◆ **ASSIGNED TASK**
Set down all of the lines below exactly as they are given.

◆ **DATA**
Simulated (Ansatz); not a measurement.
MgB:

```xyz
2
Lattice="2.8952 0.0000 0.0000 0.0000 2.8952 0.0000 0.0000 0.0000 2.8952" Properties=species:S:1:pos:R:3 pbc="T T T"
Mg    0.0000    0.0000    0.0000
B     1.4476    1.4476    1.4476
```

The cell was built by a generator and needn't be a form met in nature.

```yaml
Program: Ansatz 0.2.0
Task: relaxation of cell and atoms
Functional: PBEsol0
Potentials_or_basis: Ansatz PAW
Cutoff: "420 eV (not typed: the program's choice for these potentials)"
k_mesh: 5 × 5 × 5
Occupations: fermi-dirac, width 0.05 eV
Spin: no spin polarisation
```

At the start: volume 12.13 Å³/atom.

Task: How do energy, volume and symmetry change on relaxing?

◆ **RESPONSE**
Simulated (Ansatz); not a measurement.
MgB:

```xyz
2
Lattice="2.8952 0.0000 0.0000 0.0000 2.8952 0.0000 0.0000 0.0000 2.8952" Properties=species:S:1:pos:R:3 pbc="T T T"
Mg    0.0000    0.0000    0.0000
B     1.4476    1.4476    1.4476
```

The cell was built by a generator and needn't be a form met in nature.

```yaml
Program: Ansatz 0.2.0
Task: relaxation of cell and atoms
Functional: PBEsol0
Potentials_or_basis: Ansatz PAW
Cutoff: "420 eV (not typed: the program's choice for these potentials)"
k_mesh: 5 × 5 × 5
Occupations: fermi-dirac, width 0.05 eV
Spin: no spin polarisation
```

At the start: volume 12.13 Å³/atom.

Task: How do energy, volume and symmetry change on relaxing?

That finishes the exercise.